Extract the complete listing and repeat it word for word.

→ Excerpted records:
>>>>

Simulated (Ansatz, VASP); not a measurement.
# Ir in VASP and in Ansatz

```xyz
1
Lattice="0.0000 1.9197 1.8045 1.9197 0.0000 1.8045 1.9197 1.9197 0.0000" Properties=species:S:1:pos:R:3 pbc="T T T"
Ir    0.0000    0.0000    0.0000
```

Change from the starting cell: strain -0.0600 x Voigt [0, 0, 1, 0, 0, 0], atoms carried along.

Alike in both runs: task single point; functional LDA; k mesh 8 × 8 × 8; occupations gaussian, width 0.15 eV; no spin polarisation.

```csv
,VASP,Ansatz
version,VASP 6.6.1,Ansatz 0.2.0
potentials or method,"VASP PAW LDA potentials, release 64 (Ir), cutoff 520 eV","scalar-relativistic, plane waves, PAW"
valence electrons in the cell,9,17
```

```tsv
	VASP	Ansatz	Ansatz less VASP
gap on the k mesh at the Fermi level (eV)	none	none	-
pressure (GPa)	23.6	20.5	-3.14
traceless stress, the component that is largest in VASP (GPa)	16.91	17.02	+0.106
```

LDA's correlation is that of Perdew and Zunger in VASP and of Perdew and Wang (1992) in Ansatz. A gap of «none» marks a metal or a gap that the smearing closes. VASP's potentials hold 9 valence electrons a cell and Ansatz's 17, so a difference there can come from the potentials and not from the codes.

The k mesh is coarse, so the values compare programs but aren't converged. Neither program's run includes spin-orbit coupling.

<<<<

→ Problem solution:
Simulated (Ansatz, VASP); not a measurement.
# Ir in VASP and in Ansatz

```xyz
1
Lattice="0.0000 1.9197 1.8045 1.9197 0.0000 1.8045 1.9197 1.9197 0.0000" Properties=species:S:1:pos:R:3 pbc="T T T"
Ir    0.0000    0.0000    0.0000
```

Change from the starting cell: strain -0.0600 x Voigt [0, 0, 1, 0, 0, 0], atoms carried along.

Alike in both runs: task single point; functional LDA; k mesh 8 × 8 × 8; occupations gaussian, width 0.15 eV; no spin polarisation.

```csv
,VASP,Ansatz
version,VASP 6.6.1,Ansatz 0.2.0
potentials or method,"VASP PAW LDA potentials, release 64 (Ir), cutoff 520 eV","scalar-relativistic, plane waves, PAW"
valence electrons in the cell,9,17
```

```tsv
	VASP	Ansatz	Ansatz less VASP
gap on the k mesh at the Fermi level (eV)	none	none	-
pressure (GPa)	23.6	20.5	-3.14
traceless stress, the component that is largest in VASP (GPa)	16.91	17.02	+0.106
```

LDA's correlation is that of Perdew and Zunger in VASP and of Perdew and Wang (1992) in Ansatz. A gap of «none» marks a metal or a gap that the smearing closes. VASP's potentials hold 9 valence electrons a cell and Ansatz's 17, so a difference there can come from the potentials and not from the codes.

The k mesh is coarse, so the values compare programs but aren't converged. Neither program's run includes spin-orbit coupling.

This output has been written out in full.